• DATA FOR ANALYSIS:
········

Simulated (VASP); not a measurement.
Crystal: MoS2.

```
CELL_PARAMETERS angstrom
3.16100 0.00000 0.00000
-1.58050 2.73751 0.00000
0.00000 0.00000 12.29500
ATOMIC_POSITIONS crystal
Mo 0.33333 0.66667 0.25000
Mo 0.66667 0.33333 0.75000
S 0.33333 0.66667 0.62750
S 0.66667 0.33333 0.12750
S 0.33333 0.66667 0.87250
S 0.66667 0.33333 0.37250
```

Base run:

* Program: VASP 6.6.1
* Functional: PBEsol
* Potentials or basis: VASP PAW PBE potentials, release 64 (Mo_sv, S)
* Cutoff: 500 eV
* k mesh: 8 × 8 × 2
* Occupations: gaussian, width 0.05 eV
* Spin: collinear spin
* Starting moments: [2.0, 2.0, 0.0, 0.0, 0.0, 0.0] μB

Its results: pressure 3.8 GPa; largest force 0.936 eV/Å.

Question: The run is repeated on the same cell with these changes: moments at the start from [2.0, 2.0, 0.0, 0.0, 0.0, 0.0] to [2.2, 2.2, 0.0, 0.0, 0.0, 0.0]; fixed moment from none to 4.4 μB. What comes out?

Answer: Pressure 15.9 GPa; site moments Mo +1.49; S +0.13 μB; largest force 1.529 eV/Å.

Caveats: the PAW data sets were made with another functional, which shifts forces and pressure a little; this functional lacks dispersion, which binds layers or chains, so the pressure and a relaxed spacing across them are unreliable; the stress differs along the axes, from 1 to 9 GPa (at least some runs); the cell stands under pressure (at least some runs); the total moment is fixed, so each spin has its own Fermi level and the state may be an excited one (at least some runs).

········

• ASSIGNED TASK: In the listing above, please copy exactly the lines from the first through the one that contains "Answer: Pressure 15.9", and no others.

• WRITTEN REPLY:
Simulated (VASP); not a measurement.
Crystal: MoS2.

```
CELL_PARAMETERS angstrom
3.16100 0.00000 0.00000
-1.58050 2.73751 0.00000
0.00000 0.00000 12.29500
ATOMIC_POSITIONS crystal
Mo 0.33333 0.66667 0.25000
Mo 0.66667 0.33333 0.75000
S 0.33333 0.66667 0.62750
S 0.66667 0.33333 0.12750
S 0.33333 0.66667 0.87250
S 0.66667 0.33333 0.37250
```

Base run:

* Program: VASP 6.6.1
* Functional: PBEsol
* Potentials or basis: VASP PAW PBE potentials, release 64 (Mo_sv, S)
* Cutoff: 500 eV
* k mesh: 8 × 8 × 2
* Occupations: gaussian, width 0.05 eV
* Spin: collinear spin
* Starting moments: [2.0, 2.0, 0.0, 0.0, 0.0, 0.0] μB

Its results: pressure 3.8 GPa; largest force 0.936 eV/Å.

Question: The run is repeated on the same cell with these changes: moments at the start from [2.0, 2.0, 0.0, 0.0, 0.0, 0.0] to [2.2, 2.2, 0.0, 0.0, 0.0, 0.0]; fixed moment from none to 4.4 μB. What comes out?

Answer: Pressure 15.9 GPa; site moments Mo +1.49; S +0.13 μB; largest force 1.529 eV/Å.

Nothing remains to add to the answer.